## ACTIVITY
Repeat exactly what appears from the opening line of the listing to the line with "At the start: pressure", inclusive.

## EXCERPTED RECORDS
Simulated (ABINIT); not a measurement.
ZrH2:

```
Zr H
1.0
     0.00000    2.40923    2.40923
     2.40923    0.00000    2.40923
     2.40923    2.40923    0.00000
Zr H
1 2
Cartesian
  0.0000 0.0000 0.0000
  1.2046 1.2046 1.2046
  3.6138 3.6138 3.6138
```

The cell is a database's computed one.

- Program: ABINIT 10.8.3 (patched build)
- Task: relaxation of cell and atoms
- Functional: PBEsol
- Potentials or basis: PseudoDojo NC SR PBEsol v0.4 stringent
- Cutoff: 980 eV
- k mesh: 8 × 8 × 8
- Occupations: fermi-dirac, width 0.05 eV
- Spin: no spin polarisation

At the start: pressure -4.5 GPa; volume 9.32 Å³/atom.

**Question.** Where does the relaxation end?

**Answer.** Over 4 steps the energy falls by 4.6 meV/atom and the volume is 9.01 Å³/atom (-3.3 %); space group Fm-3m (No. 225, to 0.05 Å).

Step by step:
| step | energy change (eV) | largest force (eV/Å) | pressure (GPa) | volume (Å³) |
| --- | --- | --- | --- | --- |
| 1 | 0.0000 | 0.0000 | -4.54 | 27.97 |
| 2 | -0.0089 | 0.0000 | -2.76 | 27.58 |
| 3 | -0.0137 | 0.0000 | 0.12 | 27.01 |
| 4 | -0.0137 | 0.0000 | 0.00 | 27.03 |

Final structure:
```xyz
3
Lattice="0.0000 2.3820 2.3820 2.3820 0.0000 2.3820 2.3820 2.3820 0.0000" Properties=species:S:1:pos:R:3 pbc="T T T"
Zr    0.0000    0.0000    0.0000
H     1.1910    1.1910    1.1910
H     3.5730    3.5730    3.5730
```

## RESPONSE
Simulated (ABINIT); not a measurement.
ZrH2:

```
Zr H
1.0
     0.00000    2.40923    2.40923
     2.40923    0.00000    2.40923
     2.40923    2.40923    0.00000
Zr H
1 2
Cartesian
  0.0000 0.0000 0.0000
  1.2046 1.2046 1.2046
  3.6138 3.6138 3.6138
```

The cell is a database's computed one.

- Program: ABINIT 10.8.3 (patched build)
- Task: relaxation of cell and atoms
- Functional: PBEsol
- Potentials or basis: PseudoDojo NC SR PBEsol v0.4 stringent
- Cutoff: 980 eV
- k mesh: 8 × 8 × 8
- Occupations: fermi-dirac, width 0.05 eV
- Spin: no spin polarisation

At the start: pressure -4.5 GPa; volume 9.32 Å³/atom.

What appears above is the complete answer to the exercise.